▬▬▬▬▬▬

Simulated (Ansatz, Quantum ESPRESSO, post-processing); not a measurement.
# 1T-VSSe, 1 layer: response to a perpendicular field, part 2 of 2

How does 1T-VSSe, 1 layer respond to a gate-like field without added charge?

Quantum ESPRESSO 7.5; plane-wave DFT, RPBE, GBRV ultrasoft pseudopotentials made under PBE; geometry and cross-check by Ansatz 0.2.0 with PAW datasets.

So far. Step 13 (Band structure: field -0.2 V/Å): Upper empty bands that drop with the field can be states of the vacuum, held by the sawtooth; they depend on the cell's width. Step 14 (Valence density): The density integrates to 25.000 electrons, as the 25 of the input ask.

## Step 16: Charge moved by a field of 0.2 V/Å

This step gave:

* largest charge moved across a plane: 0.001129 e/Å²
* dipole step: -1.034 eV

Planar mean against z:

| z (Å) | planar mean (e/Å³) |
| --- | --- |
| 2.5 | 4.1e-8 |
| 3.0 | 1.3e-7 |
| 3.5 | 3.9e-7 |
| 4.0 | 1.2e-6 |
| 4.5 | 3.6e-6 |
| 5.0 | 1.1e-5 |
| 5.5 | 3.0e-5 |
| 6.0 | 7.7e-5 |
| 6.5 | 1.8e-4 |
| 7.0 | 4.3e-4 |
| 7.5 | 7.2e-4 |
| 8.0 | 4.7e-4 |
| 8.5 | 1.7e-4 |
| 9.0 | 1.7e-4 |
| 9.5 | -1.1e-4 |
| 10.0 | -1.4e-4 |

▬▬▬▬▬▬

> **WORK REQUEST**: Copy out the data exactly, keeping each line whole.

> **ANSWER AREA**:
Simulated (Ansatz, Quantum ESPRESSO, post-processing); not a measurement.
# 1T-VSSe, 1 layer: response to a perpendicular field, part 2 of 2

How does 1T-VSSe, 1 layer respond to a gate-like field without added charge?

Quantum ESPRESSO 7.5; plane-wave DFT, RPBE, GBRV ultrasoft pseudopotentials made under PBE; geometry and cross-check by Ansatz 0.2.0 with PAW datasets.

So far. Step 13 (Band structure: field -0.2 V/Å): Upper empty bands that drop with the field can be states of the vacuum, held by the sawtooth; they depend on the cell's width. Step 14 (Valence density): The density integrates to 25.000 electrons, as the 25 of the input ask.

## Step 16: Charge moved by a field of 0.2 V/Å

This step gave:

* largest charge moved across a plane: 0.001129 e/Å²
* dipole step: -1.034 eV

Planar mean against z:

| z (Å) | planar mean (e/Å³) |
| --- | --- |
| 2.5 | 4.1e-8 |
| 3.0 | 1.3e-7 |
| 3.5 | 3.9e-7 |
| 4.0 | 1.2e-6 |
| 4.5 | 3.6e-6 |
| 5.0 | 1.1e-5 |
| 5.5 | 3.0e-5 |
| 6.0 | 7.7e-5 |
| 6.5 | 1.8e-4 |
| 7.0 | 4.3e-4 |
| 7.5 | 7.2e-4 |
| 8.0 | 4.7e-4 |
| 8.5 | 1.7e-4 |
| 9.0 | 1.7e-4 |
| 9.5 | -1.1e-4 |
| 10.0 | -1.4e-4 |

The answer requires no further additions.